* [ASSIGNED TASK]: Each line of the listing below, from the very first to the one that contains "INCAR.step9, as INCAR.step8", is to be retyped exactly as it stands.

* [GIVEN INFORMATION]:
- Opening Delimiter -

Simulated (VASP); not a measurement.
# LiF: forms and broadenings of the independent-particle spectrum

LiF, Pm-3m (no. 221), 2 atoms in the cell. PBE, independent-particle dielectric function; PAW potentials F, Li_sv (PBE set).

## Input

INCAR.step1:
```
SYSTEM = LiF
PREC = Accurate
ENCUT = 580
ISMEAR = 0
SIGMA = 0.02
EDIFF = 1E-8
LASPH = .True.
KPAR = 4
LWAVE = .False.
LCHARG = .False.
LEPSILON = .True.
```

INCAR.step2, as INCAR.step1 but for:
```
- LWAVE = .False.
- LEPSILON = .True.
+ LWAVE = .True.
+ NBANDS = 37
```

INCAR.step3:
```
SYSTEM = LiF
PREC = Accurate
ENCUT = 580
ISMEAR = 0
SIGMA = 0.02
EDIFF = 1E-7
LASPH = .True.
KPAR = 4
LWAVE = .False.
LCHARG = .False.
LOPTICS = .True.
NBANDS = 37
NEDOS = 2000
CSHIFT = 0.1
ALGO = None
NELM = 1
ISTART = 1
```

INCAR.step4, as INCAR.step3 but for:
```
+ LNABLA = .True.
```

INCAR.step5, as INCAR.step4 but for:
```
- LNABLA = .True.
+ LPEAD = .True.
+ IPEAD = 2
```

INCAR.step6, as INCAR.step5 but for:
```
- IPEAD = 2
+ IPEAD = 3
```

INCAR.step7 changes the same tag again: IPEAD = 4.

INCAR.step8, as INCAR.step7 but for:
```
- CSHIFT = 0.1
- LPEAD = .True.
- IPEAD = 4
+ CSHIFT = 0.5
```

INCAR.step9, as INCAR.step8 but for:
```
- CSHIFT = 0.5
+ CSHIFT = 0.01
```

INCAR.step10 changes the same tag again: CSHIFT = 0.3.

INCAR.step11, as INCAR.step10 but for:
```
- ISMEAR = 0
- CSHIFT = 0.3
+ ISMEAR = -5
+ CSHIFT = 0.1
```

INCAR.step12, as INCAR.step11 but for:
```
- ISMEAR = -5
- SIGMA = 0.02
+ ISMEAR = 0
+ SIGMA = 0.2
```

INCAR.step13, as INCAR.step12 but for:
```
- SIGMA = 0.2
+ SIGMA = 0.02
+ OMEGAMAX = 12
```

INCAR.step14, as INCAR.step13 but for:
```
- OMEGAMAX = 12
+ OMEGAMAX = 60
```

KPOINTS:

- Closing Delimiter -

* [ANSWER SECTION]:
Simulated (VASP); not a measurement.
# LiF: forms and broadenings of the independent-particle spectrum

LiF, Pm-3m (no. 221), 2 atoms in the cell. PBE, independent-particle dielectric function; PAW potentials F, Li_sv (PBE set).

## Input

INCAR.step1:
```
SYSTEM = LiF
PREC = Accurate
ENCUT = 580
ISMEAR = 0
SIGMA = 0.02
EDIFF = 1E-8
LASPH = .True.
KPAR = 4
LWAVE = .False.
LCHARG = .False.
LEPSILON = .True.
```

INCAR.step2, as INCAR.step1 but for:
```
- LWAVE = .False.
- LEPSILON = .True.
+ LWAVE = .True.
+ NBANDS = 37
```

INCAR.step3:
```
SYSTEM = LiF
PREC = Accurate
ENCUT = 580
ISMEAR = 0
SIGMA = 0.02
EDIFF = 1E-7
LASPH = .True.
KPAR = 4
LWAVE = .False.
LCHARG = .False.
LOPTICS = .True.
NBANDS = 37
NEDOS = 2000
CSHIFT = 0.1
ALGO = None
NELM = 1
ISTART = 1
```

INCAR.step4, as INCAR.step3 but for:
```
+ LNABLA = .True.
```

INCAR.step5, as INCAR.step4 but for:
```
- LNABLA = .True.
+ LPEAD = .True.
+ IPEAD = 2
```

INCAR.step6, as INCAR.step5 but for:
```
- IPEAD = 2
+ IPEAD = 3
```

INCAR.step7 changes the same tag again: IPEAD = 4.

INCAR.step8, as INCAR.step7 but for:
```
- CSHIFT = 0.1
- LPEAD = .True.
- IPEAD = 4
+ CSHIFT = 0.5
```

INCAR.step9, as INCAR.step8 but for:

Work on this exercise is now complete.